**********

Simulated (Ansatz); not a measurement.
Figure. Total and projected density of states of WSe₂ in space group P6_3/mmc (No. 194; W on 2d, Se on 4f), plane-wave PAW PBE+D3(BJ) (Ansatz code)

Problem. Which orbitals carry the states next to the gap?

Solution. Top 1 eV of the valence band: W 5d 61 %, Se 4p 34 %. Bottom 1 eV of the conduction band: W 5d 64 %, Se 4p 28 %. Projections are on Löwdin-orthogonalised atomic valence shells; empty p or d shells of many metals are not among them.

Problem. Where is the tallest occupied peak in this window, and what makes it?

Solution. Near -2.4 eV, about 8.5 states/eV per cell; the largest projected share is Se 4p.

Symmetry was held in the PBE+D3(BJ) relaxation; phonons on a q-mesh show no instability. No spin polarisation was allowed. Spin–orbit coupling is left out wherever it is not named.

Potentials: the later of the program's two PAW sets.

**********

**Work instruction:** Could you repeat every record above exactly as it is written?

**Response box:**
Simulated (Ansatz); not a measurement.
Figure. Total and projected density of states of WSe₂ in space group P6_3/mmc (No. 194; W on 2d, Se on 4f), plane-wave PAW PBE+D3(BJ) (Ansatz code)

Problem. Which orbitals carry the states next to the gap?

Solution. Top 1 eV of the valence band: W 5d 61 %, Se 4p 34 %. Bottom 1 eV of the conduction band: W 5d 64 %, Se 4p 28 %. Projections are on Löwdin-orthogonalised atomic valence shells; empty p or d shells of many metals are not among them.

Problem. Where is the tallest occupied peak in this window, and what makes it?

Solution. Near -2.4 eV, about 8.5 states/eV per cell; the largest projected share is Se 4p.

Symmetry was held in the PBE+D3(BJ) relaxation; phonons on a q-mesh show no instability. No spin polarisation was allowed. Spin–orbit coupling is left out wherever it is not named.

Potentials: the later of the program's two PAW sets.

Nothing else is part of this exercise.